» **Assignment**:
The entries below are to be duplicated exactly, with nothing left out.

» **Input data**:
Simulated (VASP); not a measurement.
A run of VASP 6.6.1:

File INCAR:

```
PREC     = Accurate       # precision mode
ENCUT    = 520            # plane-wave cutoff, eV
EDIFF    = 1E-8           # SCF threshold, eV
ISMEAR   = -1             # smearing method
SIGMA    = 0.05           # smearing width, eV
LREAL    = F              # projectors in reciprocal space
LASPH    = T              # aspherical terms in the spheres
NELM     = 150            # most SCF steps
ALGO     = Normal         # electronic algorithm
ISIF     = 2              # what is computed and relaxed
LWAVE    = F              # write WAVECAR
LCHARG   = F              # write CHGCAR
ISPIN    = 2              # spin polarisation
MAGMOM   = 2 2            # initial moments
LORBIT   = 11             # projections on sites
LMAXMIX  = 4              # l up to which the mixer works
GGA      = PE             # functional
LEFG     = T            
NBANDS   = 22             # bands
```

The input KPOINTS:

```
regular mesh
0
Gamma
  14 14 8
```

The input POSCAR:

» **Response**:
Simulated (VASP); not a measurement.
A run of VASP 6.6.1:

File INCAR:

```
PREC     = Accurate       # precision mode
ENCUT    = 520            # plane-wave cutoff, eV
EDIFF    = 1E-8           # SCF threshold, eV
ISMEAR   = -1             # smearing method
SIGMA    = 0.05           # smearing width, eV
LREAL    = F              # projectors in reciprocal space
LASPH    = T              # aspherical terms in the spheres
NELM     = 150            # most SCF steps
ALGO     = Normal         # electronic algorithm
ISIF     = 2              # what is computed and relaxed
LWAVE    = F              # write WAVECAR
LCHARG   = F              # write CHGCAR
ISPIN    = 2              # spin polarisation
MAGMOM   = 2 2            # initial moments
LORBIT   = 11             # projections on sites
LMAXMIX  = 4              # l up to which the mixer works
GGA      = PE             # functional
LEFG     = T            
NBANDS   = 22             # bands
```

The input KPOINTS:

```
regular mesh
0
Gamma
  14 14 8
```

The input POSCAR:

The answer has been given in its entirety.